···

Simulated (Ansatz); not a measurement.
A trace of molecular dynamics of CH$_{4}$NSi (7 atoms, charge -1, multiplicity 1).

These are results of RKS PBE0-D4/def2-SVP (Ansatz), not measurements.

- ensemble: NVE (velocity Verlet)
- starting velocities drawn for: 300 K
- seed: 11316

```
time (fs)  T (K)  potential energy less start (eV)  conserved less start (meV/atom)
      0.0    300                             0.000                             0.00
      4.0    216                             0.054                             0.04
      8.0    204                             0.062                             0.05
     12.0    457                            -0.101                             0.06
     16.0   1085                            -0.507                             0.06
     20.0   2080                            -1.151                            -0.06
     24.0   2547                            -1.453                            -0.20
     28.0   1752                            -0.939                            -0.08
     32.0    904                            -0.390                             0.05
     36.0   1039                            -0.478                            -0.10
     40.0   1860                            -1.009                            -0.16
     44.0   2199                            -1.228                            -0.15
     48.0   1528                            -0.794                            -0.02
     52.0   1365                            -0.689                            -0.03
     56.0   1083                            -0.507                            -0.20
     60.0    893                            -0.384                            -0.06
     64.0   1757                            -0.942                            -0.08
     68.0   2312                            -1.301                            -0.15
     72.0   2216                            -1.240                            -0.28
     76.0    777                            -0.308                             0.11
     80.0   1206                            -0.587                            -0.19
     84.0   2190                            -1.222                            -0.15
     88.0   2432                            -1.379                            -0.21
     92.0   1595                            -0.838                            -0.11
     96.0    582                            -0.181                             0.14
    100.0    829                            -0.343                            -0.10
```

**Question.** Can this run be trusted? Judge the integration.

···

→ Required action:
The lines above, from the start of the records through the one containing "- starting velocities drawn for: 300 K", are to be printed exactly, and nothing else is to be included.

→ Your response:
Simulated (Ansatz); not a measurement.
A trace of molecular dynamics of CH$_{4}$NSi (7 atoms, charge -1, multiplicity 1).

These are results of RKS PBE0-D4/def2-SVP (Ansatz), not measurements.

- ensemble: NVE (velocity Verlet)
- starting velocities drawn for: 300 K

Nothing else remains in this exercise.